Segment Start: Input data

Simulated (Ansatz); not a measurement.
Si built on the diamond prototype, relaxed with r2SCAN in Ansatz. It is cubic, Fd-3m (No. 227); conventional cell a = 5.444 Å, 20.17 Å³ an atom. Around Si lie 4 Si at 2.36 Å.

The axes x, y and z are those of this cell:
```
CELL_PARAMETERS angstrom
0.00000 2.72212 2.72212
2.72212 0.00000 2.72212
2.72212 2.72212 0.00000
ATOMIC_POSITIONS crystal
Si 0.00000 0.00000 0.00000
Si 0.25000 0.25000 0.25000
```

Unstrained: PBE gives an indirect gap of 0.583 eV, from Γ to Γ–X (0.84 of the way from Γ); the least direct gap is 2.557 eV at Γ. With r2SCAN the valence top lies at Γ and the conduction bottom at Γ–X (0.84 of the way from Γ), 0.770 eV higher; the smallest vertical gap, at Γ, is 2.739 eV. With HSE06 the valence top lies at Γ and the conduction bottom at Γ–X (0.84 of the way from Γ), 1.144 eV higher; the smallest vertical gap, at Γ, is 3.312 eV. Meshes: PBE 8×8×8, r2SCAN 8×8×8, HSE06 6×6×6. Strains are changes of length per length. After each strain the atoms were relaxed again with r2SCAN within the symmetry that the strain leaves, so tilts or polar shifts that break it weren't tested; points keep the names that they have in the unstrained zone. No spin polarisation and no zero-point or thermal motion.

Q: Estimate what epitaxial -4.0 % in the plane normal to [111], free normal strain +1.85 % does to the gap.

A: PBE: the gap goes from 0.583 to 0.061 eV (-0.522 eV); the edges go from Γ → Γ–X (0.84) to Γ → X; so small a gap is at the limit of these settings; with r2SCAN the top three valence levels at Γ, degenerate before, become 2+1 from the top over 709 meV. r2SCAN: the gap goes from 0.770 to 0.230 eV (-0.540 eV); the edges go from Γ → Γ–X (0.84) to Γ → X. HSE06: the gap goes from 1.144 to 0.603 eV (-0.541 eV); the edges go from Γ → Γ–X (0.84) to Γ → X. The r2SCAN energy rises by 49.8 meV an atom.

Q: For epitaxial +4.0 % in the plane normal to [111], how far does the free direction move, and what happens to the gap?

Segment End: Input data

All lines in the data above from the one with "The axes x, y" through the one with "A: PBE: the" must be repeated exactly, and no others.

Task answer ->
The axes x, y and z are those of this cell:
```
CELL_PARAMETERS angstrom
0.00000 2.72212 2.72212
2.72212 0.00000 2.72212
2.72212 2.72212 0.00000
ATOMIC_POSITIONS crystal
Si 0.00000 0.00000 0.00000
Si 0.25000 0.25000 0.25000
```

Unstrained: PBE gives an indirect gap of 0.583 eV, from Γ to Γ–X (0.84 of the way from Γ); the least direct gap is 2.557 eV at Γ. With r2SCAN the valence top lies at Γ and the conduction bottom at Γ–X (0.84 of the way from Γ), 0.770 eV higher; the smallest vertical gap, at Γ, is 2.739 eV. With HSE06 the valence top lies at Γ and the conduction bottom at Γ–X (0.84 of the way from Γ), 1.144 eV higher; the smallest vertical gap, at Γ, is 3.312 eV. Meshes: PBE 8×8×8, r2SCAN 8×8×8, HSE06 6×6×6. Strains are changes of length per length. After each strain the atoms were relaxed again with r2SCAN within the symmetry that the strain leaves, so tilts or polar shifts that break it weren't tested; points keep the names that they have in the unstrained zone. No spin polarisation and no zero-point or thermal motion.

Q: Estimate what epitaxial -4.0 % in the plane normal to [111], free normal strain +1.85 % does to the gap.

A: PBE: the gap goes from 0.583 to 0.061 eV (-0.522 eV); the edges go from Γ → Γ–X (0.84) to Γ → X; so small a gap is at the limit of these settings; with r2SCAN the top three valence levels at Γ, degenerate before, become 2+1 from the top over 709 meV. r2SCAN: the gap goes from 0.770 to 0.230 eV (-0.540 eV); the edges go from Γ → Γ–X (0.84) to Γ → X. HSE06: the gap goes from 1.144 to 0.603 eV (-0.541 eV); the edges go from Γ → Γ–X (0.84) to Γ → X. The r2SCAN energy rises by 49.8 meV an atom.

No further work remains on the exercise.